WORK ITEM:
The listing that follows should be reproduced exactly, line for line.

INFORMATION SUPPLIED:
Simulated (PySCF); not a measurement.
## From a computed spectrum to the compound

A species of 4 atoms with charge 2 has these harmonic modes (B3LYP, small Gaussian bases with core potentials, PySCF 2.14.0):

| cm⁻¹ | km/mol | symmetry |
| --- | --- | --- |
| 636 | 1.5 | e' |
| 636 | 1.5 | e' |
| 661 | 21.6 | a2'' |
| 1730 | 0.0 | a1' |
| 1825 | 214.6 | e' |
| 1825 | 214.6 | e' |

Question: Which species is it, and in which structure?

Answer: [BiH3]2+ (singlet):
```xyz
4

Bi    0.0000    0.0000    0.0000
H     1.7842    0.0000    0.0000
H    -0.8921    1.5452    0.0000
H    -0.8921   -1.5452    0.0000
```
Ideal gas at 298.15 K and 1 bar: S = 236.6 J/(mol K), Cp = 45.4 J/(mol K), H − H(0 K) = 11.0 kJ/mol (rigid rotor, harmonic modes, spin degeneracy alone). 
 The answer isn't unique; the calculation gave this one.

RESULT:
Simulated (PySCF); not a measurement.
## From a computed spectrum to the compound

A species of 4 atoms with charge 2 has these harmonic modes (B3LYP, small Gaussian bases with core potentials, PySCF 2.14.0):

| cm⁻¹ | km/mol | symmetry |
| --- | --- | --- |
| 636 | 1.5 | e' |
| 636 | 1.5 | e' |
| 661 | 21.6 | a2'' |
| 1730 | 0.0 | a1' |
| 1825 | 214.6 | e' |
| 1825 | 214.6 | e' |

Question: Which species is it, and in which structure?

Answer: [BiH3]2+ (singlet):
```xyz
4

Bi    0.0000    0.0000    0.0000
H     1.7842    0.0000    0.0000
H    -0.8921    1.5452    0.0000
H    -0.8921   -1.5452    0.0000
```
Ideal gas at 298.15 K and 1 bar: S = 236.6 J/(mol K), Cp = 45.4 J/(mol K), H − H(0 K) = 11.0 kJ/mol (rigid rotor, harmonic modes, spin degeneracy alone). 
 The answer isn't unique; the calculation gave this one.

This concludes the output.